Start of Provided data

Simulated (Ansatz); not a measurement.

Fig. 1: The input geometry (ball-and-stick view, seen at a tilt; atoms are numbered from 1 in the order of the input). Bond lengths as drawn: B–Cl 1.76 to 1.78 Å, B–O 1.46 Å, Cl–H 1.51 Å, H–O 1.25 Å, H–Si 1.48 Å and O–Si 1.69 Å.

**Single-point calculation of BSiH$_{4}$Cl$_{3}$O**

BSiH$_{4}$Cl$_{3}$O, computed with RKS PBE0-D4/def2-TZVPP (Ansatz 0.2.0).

End of Provided data

■ **Exercise**: Repeat each record in full; every line must match exactly.

■ **Written response**:
Simulated (Ansatz); not a measurement.

Fig. 1: The input geometry (ball-and-stick view, seen at a tilt; atoms are numbered from 1 in the order of the input). Bond lengths as drawn: B–Cl 1.76 to 1.78 Å, B–O 1.46 Å, Cl–H 1.51 Å, H–O 1.25 Å, H–Si 1.48 Å and O–Si 1.69 Å.

**Single-point calculation of BSiH$_{4}$Cl$_{3}$O**

BSiH$_{4}$Cl$_{3}$O, computed with RKS PBE0-D4/def2-TZVPP (Ansatz 0.2.0).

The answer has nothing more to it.